__Supplied material__.
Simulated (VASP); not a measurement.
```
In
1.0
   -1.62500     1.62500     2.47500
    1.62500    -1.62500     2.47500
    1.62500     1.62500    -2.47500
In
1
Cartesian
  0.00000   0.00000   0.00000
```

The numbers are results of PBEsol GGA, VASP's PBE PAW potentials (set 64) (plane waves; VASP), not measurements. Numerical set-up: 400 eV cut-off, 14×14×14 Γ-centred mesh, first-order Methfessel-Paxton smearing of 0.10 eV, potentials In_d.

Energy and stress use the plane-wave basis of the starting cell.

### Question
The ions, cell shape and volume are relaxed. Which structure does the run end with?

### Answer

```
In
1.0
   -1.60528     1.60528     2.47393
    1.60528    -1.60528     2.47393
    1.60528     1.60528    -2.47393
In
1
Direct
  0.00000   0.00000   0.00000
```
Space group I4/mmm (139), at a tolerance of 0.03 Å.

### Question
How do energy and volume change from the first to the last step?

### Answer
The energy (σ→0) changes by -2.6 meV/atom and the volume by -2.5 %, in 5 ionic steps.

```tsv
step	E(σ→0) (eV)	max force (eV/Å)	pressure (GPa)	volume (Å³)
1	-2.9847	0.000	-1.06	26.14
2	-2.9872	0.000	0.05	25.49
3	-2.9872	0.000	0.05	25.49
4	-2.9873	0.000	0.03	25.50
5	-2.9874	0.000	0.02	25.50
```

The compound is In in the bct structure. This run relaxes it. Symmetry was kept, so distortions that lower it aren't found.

__Work task__. Beginning at the top of the records above, transcribe each line exactly up to and including the line that holds "The numbers are".

__Exercise result__.
Simulated (VASP); not a measurement.
```
In
1.0
   -1.62500     1.62500     2.47500
    1.62500    -1.62500     2.47500
    1.62500     1.62500    -2.47500
In
1
Cartesian
  0.00000   0.00000   0.00000
```

The numbers are results of PBEsol GGA, VASP's PBE PAW potentials (set 64) (plane waves; VASP), not measurements. Numerical set-up: 400 eV cut-off, 14×14×14 Γ-centred mesh, first-order Methfessel-Paxton smearing of 0.10 eV, potentials In_d.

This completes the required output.